▶ **Brief**
Find the line with "Trial structure of" in the entries below. Repeat it, every following line, and the line with "distance is 3.41 Å.", exactly and with nothing added.

#####

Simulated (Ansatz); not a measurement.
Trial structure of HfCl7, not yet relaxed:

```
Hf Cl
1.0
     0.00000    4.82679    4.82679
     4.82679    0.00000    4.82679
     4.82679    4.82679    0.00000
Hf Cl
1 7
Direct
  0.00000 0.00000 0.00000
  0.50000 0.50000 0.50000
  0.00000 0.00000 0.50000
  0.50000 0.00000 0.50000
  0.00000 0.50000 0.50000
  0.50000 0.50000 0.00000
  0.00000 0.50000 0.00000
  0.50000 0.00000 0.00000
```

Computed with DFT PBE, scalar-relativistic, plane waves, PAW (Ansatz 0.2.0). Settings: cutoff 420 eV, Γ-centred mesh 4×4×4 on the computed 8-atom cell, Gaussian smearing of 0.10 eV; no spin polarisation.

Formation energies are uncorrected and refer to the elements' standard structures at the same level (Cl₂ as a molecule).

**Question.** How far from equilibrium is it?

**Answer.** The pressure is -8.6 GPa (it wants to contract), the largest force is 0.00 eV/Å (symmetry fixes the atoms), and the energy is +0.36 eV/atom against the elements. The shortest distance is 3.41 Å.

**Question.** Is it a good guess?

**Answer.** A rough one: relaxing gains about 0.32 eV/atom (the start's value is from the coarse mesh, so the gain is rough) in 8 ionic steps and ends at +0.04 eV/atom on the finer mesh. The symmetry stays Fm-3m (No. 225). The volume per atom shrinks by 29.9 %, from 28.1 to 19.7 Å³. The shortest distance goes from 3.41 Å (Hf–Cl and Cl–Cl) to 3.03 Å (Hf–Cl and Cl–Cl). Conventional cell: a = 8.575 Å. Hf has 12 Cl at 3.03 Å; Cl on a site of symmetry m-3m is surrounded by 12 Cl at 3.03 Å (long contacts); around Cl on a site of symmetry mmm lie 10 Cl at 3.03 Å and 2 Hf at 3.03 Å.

#####

▶ **Expected answer**
Trial structure of HfCl7, not yet relaxed:

```
Hf Cl
1.0
     0.00000    4.82679    4.82679
     4.82679    0.00000    4.82679
     4.82679    4.82679    0.00000
Hf Cl
1 7
Direct
  0.00000 0.00000 0.00000
  0.50000 0.50000 0.50000
  0.00000 0.00000 0.50000
  0.50000 0.00000 0.50000
  0.00000 0.50000 0.50000
  0.50000 0.50000 0.00000
  0.00000 0.50000 0.00000
  0.50000 0.00000 0.00000
```

Computed with DFT PBE, scalar-relativistic, plane waves, PAW (Ansatz 0.2.0). Settings: cutoff 420 eV, Γ-centred mesh 4×4×4 on the computed 8-atom cell, Gaussian smearing of 0.10 eV; no spin polarisation.

Formation energies are uncorrected and refer to the elements' standard structures at the same level (Cl₂ as a molecule).

**Question.** How far from equilibrium is it?

**Answer.** The pressure is -8.6 GPa (it wants to contract), the largest force is 0.00 eV/Å (symmetry fixes the atoms), and the energy is +0.36 eV/atom against the elements. The shortest distance is 3.41 Å.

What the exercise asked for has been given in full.